§ **Work order**
A faithful copy of all the data below, please; leave no line out.

§ **Data under study**
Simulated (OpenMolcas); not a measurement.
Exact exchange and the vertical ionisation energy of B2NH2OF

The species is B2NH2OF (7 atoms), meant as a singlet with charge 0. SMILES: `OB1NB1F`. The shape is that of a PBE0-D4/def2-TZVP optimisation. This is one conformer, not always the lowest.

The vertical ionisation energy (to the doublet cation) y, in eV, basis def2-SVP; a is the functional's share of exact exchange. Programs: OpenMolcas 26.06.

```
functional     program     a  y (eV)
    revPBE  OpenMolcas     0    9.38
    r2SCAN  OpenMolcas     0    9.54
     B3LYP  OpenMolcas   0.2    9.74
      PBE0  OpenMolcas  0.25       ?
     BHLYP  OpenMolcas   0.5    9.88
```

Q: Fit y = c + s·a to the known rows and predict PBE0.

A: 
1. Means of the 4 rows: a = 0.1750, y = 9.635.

§ **Exercise solution**
Simulated (OpenMolcas); not a measurement.
Exact exchange and the vertical ionisation energy of B2NH2OF

The species is B2NH2OF (7 atoms), meant as a singlet with charge 0. SMILES: `OB1NB1F`. The shape is that of a PBE0-D4/def2-TZVP optimisation. This is one conformer, not always the lowest.

The vertical ionisation energy (to the doublet cation) y, in eV, basis def2-SVP; a is the functional's share of exact exchange. Programs: OpenMolcas 26.06.

```
functional     program     a  y (eV)
    revPBE  OpenMolcas     0    9.38
    r2SCAN  OpenMolcas     0    9.54
     B3LYP  OpenMolcas   0.2    9.74
      PBE0  OpenMolcas  0.25       ?
     BHLYP  OpenMolcas   0.5    9.88
```

Q: Fit y = c + s·a to the known rows and predict PBE0.

A: 
1. Means of the 4 rows: a = 0.1750, y = 9.635.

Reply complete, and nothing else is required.